Exercise
Working from the records below, repeat exactly the lines starting at the line that contains "at that level." and ending at the line that contains "Geometry of the", inclusive.

Recorded data
*** Block opens ***

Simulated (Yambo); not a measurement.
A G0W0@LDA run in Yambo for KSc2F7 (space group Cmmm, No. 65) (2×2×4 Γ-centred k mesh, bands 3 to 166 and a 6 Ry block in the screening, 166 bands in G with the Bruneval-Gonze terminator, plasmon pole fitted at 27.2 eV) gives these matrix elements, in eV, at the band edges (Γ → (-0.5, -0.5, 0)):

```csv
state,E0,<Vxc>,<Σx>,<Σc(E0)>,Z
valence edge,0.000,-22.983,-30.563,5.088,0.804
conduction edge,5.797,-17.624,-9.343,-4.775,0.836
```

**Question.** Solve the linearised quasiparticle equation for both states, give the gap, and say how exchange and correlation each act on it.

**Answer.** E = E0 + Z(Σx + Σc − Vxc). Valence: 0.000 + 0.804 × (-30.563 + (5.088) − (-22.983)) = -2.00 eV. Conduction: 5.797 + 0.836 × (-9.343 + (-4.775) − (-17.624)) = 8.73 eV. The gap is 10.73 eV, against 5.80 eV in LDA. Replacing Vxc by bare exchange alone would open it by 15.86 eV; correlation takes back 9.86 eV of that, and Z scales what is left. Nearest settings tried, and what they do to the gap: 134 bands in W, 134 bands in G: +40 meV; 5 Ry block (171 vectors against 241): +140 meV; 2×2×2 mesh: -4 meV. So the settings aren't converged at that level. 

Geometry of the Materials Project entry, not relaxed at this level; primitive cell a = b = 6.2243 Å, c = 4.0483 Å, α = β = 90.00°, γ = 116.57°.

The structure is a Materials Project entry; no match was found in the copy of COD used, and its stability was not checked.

*** Block closes ***

Exercise response
**Answer.** E = E0 + Z(Σx + Σc − Vxc). Valence: 0.000 + 0.804 × (-30.563 + (5.088) − (-22.983)) = -2.00 eV. Conduction: 5.797 + 0.836 × (-9.343 + (-4.775) − (-17.624)) = 8.73 eV. The gap is 10.73 eV, against 5.80 eV in LDA. Replacing Vxc by bare exchange alone would open it by 15.86 eV; correlation takes back 9.86 eV of that, and Z scales what is left. Nearest settings tried, and what they do to the gap: 134 bands in W, 134 bands in G: +40 meV; 5 Ry block (171 vectors against 241): +140 meV; 2×2×2 mesh: -4 meV. So the settings aren't converged at that level. 

Geometry of the Materials Project entry, not relaxed at this level; primitive cell a = b = 6.2243 Å, c = 4.0483 Å, α = β = 90.00°, γ = 116.57°.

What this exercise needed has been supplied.